§ **WORK ITEM**
Return, exactly as written, every line from the first line of the data below through the line that contains "Hardware: 1 thread".

———
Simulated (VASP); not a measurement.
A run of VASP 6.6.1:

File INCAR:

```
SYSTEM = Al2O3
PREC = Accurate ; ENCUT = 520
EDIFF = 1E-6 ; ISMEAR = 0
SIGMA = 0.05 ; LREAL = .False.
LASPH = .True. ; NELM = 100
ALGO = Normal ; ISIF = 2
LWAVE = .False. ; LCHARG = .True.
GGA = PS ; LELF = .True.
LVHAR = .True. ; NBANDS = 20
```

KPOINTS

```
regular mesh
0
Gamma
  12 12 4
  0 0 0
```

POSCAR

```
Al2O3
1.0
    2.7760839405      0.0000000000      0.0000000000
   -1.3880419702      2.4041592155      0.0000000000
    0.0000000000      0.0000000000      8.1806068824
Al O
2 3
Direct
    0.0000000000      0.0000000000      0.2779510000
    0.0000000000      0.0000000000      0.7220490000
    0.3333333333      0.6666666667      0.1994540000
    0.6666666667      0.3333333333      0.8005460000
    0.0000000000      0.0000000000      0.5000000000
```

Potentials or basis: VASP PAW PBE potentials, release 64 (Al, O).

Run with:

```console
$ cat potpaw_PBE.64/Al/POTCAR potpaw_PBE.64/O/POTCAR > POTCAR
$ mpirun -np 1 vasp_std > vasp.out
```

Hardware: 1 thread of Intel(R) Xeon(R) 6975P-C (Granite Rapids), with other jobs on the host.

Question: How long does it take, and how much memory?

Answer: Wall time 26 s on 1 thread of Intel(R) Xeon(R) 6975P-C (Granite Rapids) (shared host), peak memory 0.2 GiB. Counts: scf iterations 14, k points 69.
———

§ **TASK RESPONSE**
Simulated (VASP); not a measurement.
A run of VASP 6.6.1:

File INCAR:

```
SYSTEM = Al2O3
PREC = Accurate ; ENCUT = 520
EDIFF = 1E-6 ; ISMEAR = 0
SIGMA = 0.05 ; LREAL = .False.
LASPH = .True. ; NELM = 100
ALGO = Normal ; ISIF = 2
LWAVE = .False. ; LCHARG = .True.
GGA = PS ; LELF = .True.
LVHAR = .True. ; NBANDS = 20
```

KPOINTS

```
regular mesh
0
Gamma
  12 12 4
  0 0 0
```

POSCAR

```
Al2O3
1.0
    2.7760839405      0.0000000000      0.0000000000
   -1.3880419702      2.4041592155      0.0000000000
    0.0000000000      0.0000000000      8.1806068824
Al O
2 3
Direct
    0.0000000000      0.0000000000      0.2779510000
    0.0000000000      0.0000000000      0.7220490000
    0.3333333333      0.6666666667      0.1994540000
    0.6666666667      0.3333333333      0.8005460000
    0.0000000000      0.0000000000      0.5000000000
```

Potentials or basis: VASP PAW PBE potentials, release 64 (Al, O).

Run with:

```console
$ cat potpaw_PBE.64/Al/POTCAR potpaw_PBE.64/O/POTCAR > POTCAR
$ mpirun -np 1 vasp_std > vasp.out
```

Hardware: 1 thread of Intel(R) Xeon(R) 6975P-C (Granite Rapids), with other jobs on the host.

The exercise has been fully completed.